* **Assigned task**
Copy out the entries below exactly as they stand, but only from the line containing "Ansatz 0.2.0 |" through the line containing "- pressure (GPa): 1.7".

◇ ◇ ◇ ◇ ◇ ◇ ◇
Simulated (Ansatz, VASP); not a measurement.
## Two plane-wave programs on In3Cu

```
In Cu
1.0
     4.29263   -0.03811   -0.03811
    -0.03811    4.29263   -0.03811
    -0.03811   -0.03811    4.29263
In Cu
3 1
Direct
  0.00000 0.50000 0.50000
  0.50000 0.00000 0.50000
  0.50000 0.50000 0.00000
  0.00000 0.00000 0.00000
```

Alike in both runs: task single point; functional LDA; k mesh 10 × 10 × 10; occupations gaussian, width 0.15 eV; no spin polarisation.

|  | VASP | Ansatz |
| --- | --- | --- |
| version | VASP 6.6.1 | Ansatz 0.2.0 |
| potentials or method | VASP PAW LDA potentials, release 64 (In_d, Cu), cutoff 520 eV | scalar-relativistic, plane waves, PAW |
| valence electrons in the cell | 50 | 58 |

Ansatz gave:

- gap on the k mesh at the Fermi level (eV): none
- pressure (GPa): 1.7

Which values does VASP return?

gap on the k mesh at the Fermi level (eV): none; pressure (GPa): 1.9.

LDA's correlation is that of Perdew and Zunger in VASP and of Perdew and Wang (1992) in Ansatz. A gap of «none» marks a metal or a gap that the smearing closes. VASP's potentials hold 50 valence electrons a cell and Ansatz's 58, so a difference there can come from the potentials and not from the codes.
◇ ◇ ◇ ◇ ◇ ◇ ◇

* **Exercise output**
| version | VASP 6.6.1 | Ansatz 0.2.0 |
| potentials or method | VASP PAW LDA potentials, release 64 (In_d, Cu), cutoff 520 eV | scalar-relativistic, plane waves, PAW |
| valence electrons in the cell | 50 | 58 |

Ansatz gave:

- gap on the k mesh at the Fermi level (eV): none
- pressure (GPa): 1.7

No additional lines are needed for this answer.